■ SUPPLIED INFORMATION ■
···

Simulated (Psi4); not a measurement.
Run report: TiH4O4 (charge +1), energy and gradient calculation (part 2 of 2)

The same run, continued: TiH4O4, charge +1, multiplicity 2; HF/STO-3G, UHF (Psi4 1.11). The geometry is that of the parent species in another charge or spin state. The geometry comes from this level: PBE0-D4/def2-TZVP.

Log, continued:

···

■ WORK TASK ■
All lines from the start of the entries through the line where "The same run, continued: TiH4O4, charge" sits should be duplicated exactly, with nothing else in the output.

■ ANSWER SPACE ■
Simulated (Psi4); not a measurement.
Run report: TiH4O4 (charge +1), energy and gradient calculation (part 2 of 2)

The same run, continued: TiH4O4, charge +1, multiplicity 2; HF/STO-3G, UHF (Psi4 1.11). The geometry is that of the parent species in another charge or spin state. The geometry comes from this level: PBE0-D4/def2-TZVP.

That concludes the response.